LISTED RECORDS
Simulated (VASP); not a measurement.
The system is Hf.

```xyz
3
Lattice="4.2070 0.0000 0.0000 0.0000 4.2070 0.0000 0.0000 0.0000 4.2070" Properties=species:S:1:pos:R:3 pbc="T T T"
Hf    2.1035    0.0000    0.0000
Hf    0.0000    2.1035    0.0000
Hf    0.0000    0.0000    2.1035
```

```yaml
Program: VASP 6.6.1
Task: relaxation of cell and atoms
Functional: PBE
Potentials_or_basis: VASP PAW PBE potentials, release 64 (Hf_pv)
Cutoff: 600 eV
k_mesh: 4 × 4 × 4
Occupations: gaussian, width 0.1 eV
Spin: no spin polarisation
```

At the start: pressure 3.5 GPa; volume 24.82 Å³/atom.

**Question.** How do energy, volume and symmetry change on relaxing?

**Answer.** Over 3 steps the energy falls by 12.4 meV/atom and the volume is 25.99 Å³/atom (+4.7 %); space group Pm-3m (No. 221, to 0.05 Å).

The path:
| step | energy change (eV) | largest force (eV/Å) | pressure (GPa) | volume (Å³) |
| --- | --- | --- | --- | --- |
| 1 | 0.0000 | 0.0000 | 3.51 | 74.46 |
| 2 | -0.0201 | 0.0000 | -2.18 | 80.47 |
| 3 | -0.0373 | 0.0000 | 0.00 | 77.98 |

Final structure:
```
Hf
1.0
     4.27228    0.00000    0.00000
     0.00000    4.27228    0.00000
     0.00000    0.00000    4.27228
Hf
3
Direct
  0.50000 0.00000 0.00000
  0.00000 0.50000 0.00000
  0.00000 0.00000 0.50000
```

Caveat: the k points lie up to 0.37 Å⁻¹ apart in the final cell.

WORK INSTRUCTION
Please return exactly the lines from the first line of the material through the one with "change on relaxing?", and no lines after it.

RESPONSE BOX
Simulated (VASP); not a measurement.
The system is Hf.

```xyz
3
Lattice="4.2070 0.0000 0.0000 0.0000 4.2070 0.0000 0.0000 0.0000 4.2070" Properties=species:S:1:pos:R:3 pbc="T T T"
Hf    2.1035    0.0000    0.0000
Hf    0.0000    2.1035    0.0000
Hf    0.0000    0.0000    2.1035
```

```yaml
Program: VASP 6.6.1
Task: relaxation of cell and atoms
Functional: PBE
Potentials_or_basis: VASP PAW PBE potentials, release 64 (Hf_pv)
Cutoff: 600 eV
k_mesh: 4 × 4 × 4
Occupations: gaussian, width 0.1 eV
Spin: no spin polarisation
```

At the start: pressure 3.5 GPa; volume 24.82 Å³/atom.

**Question.** How do energy, volume and symmetry change on relaxing?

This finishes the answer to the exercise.